*Brief*.
The records below must be copied in full, exactly as they read.

════
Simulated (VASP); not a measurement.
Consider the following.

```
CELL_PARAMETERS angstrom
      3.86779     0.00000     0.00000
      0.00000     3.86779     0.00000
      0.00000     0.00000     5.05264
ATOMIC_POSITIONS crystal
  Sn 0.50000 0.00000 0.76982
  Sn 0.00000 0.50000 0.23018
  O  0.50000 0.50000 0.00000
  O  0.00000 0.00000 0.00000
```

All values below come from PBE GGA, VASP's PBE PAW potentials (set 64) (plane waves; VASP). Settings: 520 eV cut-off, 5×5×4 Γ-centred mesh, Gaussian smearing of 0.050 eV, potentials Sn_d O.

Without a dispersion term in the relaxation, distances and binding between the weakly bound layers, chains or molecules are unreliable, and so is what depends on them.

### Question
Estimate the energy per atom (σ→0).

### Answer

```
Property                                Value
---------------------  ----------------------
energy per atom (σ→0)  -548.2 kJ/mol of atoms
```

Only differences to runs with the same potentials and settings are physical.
════

*Answer space*.
Simulated (VASP); not a measurement.
Consider the following.

```
CELL_PARAMETERS angstrom
      3.86779     0.00000     0.00000
      0.00000     3.86779     0.00000
      0.00000     0.00000     5.05264
ATOMIC_POSITIONS crystal
  Sn 0.50000 0.00000 0.76982
  Sn 0.00000 0.50000 0.23018
  O  0.50000 0.50000 0.00000
  O  0.00000 0.00000 0.00000
```

All values below come from PBE GGA, VASP's PBE PAW potentials (set 64) (plane waves; VASP). Settings: 520 eV cut-off, 5×5×4 Γ-centred mesh, Gaussian smearing of 0.050 eV, potentials Sn_d O.

Without a dispersion term in the relaxation, distances and binding between the weakly bound layers, chains or molecules are unreliable, and so is what depends on them.

### Question
Estimate the energy per atom (σ→0).

### Answer

```
Property                                Value
---------------------  ----------------------
energy per atom (σ→0)  -548.2 kJ/mol of atoms
```

Only differences to runs with the same potentials and settings are physical.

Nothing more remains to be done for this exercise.